|---|

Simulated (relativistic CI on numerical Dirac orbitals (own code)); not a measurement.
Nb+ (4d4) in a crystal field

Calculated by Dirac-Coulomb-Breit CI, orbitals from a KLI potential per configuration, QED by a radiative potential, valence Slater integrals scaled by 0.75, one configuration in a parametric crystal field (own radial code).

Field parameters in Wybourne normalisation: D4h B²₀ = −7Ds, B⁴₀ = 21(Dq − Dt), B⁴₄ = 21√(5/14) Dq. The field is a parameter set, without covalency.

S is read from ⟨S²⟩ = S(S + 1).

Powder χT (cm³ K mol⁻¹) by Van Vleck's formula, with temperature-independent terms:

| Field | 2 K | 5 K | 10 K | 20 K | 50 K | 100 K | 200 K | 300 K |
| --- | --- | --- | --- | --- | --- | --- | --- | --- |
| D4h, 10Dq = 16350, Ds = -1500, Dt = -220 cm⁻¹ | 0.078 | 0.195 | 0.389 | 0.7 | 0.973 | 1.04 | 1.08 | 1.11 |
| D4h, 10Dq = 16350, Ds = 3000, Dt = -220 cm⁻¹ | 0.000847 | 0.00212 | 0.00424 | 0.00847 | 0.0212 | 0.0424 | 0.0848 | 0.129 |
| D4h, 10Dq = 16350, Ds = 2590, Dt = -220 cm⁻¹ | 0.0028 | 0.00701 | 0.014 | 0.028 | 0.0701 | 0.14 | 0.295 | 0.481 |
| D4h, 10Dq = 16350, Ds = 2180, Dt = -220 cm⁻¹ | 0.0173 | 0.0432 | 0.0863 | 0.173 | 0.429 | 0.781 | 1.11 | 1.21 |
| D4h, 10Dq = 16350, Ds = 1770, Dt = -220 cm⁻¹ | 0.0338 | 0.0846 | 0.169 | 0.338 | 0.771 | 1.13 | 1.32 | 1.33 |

|---|

Assignment:
Copy out the data above word for word, starting at its first line and ending with the line that contains "0.0848 | 0.129 |".

Exercise answer:
Simulated (relativistic CI on numerical Dirac orbitals (own code)); not a measurement.
Nb+ (4d4) in a crystal field

Calculated by Dirac-Coulomb-Breit CI, orbitals from a KLI potential per configuration, QED by a radiative potential, valence Slater integrals scaled by 0.75, one configuration in a parametric crystal field (own radial code).

Field parameters in Wybourne normalisation: D4h B²₀ = −7Ds, B⁴₀ = 21(Dq − Dt), B⁴₄ = 21√(5/14) Dq. The field is a parameter set, without covalency.

S is read from ⟨S²⟩ = S(S + 1).

Powder χT (cm³ K mol⁻¹) by Van Vleck's formula, with temperature-independent terms:

| Field | 2 K | 5 K | 10 K | 20 K | 50 K | 100 K | 200 K | 300 K |
| --- | --- | --- | --- | --- | --- | --- | --- | --- |
| D4h, 10Dq = 16350, Ds = -1500, Dt = -220 cm⁻¹ | 0.078 | 0.195 | 0.389 | 0.7 | 0.973 | 1.04 | 1.08 | 1.11 |
| D4h, 10Dq = 16350, Ds = 3000, Dt = -220 cm⁻¹ | 0.000847 | 0.00212 | 0.00424 | 0.00847 | 0.0212 | 0.0424 | 0.0848 | 0.129 |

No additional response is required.